-- Entries supplied --
--- START ---

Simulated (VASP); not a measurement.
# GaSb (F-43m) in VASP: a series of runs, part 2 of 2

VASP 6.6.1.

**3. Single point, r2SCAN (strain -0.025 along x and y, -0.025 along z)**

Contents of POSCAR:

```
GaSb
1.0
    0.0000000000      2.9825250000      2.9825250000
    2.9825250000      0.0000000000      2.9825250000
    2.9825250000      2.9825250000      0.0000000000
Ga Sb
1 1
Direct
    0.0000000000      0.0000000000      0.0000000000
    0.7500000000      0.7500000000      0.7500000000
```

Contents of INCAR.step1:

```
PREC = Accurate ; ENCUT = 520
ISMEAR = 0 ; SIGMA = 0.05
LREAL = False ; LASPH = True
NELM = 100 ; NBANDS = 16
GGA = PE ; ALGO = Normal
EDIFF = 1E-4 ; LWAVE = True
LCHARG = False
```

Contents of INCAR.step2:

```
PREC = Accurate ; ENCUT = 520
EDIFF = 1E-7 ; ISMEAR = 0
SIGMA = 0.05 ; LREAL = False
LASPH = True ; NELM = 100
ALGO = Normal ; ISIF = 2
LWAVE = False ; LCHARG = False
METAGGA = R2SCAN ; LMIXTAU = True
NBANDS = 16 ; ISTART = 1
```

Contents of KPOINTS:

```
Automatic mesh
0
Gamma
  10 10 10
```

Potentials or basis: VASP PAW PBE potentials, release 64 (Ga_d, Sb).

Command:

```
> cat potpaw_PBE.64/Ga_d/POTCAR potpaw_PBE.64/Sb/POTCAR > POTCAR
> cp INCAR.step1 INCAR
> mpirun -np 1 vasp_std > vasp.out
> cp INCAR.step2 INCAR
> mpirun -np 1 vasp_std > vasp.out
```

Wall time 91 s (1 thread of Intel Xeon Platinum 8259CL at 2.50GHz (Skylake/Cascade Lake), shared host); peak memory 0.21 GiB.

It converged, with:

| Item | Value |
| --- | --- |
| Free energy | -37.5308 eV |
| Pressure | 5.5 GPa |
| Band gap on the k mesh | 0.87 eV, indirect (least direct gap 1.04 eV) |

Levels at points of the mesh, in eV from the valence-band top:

--- END ---

Begin with the line above that has "Pressure | 5.5 GPa |" and continue through the line that has "gap 1.04 eV) |", setting each one down exactly. Stop there.

-- Result --
| Pressure | 5.5 GPa |
| Band gap on the k mesh | 0.87 eV, indirect (least direct gap 1.04 eV) |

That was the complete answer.